-- Assigned task --
Give back exactly the lines of the entries below from the line with "C2H12FNSi3 (SMILES F[SiH2]N[SiH2]CC[SiH3])." to the line with "Geometry: GFN2-xTB.", inclusive, and only those.

************

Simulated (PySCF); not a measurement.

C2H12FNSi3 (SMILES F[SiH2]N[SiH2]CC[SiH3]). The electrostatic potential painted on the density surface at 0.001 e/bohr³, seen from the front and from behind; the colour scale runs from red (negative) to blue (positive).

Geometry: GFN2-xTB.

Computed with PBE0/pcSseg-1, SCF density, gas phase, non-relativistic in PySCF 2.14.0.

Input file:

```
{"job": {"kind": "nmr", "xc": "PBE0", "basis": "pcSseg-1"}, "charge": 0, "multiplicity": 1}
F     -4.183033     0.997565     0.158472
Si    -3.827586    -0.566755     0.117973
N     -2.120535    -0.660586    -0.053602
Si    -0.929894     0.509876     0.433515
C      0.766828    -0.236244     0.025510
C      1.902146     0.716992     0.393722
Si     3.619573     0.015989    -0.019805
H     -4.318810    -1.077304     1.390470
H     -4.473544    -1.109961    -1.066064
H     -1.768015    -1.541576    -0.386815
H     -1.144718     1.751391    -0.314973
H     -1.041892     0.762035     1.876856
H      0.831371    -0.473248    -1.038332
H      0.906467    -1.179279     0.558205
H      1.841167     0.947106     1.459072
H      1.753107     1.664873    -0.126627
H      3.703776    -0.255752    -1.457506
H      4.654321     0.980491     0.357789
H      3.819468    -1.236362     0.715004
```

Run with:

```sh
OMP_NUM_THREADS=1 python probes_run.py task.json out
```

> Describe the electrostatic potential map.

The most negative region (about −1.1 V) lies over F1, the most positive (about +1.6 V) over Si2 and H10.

************

-- Exercise solution --
C2H12FNSi3 (SMILES F[SiH2]N[SiH2]CC[SiH3]). The electrostatic potential painted on the density surface at 0.001 e/bohr³, seen from the front and from behind; the colour scale runs from red (negative) to blue (positive).

Geometry: GFN2-xTB.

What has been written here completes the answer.